Work task:
Having read the material, return every line of it exactly.

[Start of Attachment]

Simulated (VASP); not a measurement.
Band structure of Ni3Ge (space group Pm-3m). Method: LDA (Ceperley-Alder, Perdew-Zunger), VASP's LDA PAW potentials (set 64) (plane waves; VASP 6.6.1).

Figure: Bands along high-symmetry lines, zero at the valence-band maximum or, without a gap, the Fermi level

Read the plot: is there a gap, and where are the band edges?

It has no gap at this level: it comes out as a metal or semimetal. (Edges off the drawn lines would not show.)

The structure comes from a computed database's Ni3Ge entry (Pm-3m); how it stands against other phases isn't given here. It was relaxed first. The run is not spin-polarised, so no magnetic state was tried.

[End of Attachment]

Result:
Simulated (VASP); not a measurement.
Band structure of Ni3Ge (space group Pm-3m). Method: LDA (Ceperley-Alder, Perdew-Zunger), VASP's LDA PAW potentials (set 64) (plane waves; VASP 6.6.1).

Figure: Bands along high-symmetry lines, zero at the valence-band maximum or, without a gap, the Fermi level

Read the plot: is there a gap, and where are the band edges?

It has no gap at this level: it comes out as a metal or semimetal. (Edges off the drawn lines would not show.)

The structure comes from a computed database's Ni3Ge entry (Pm-3m); how it stands against other phases isn't given here. It was relaxed first. The run is not spin-polarised, so no magnetic state was tried.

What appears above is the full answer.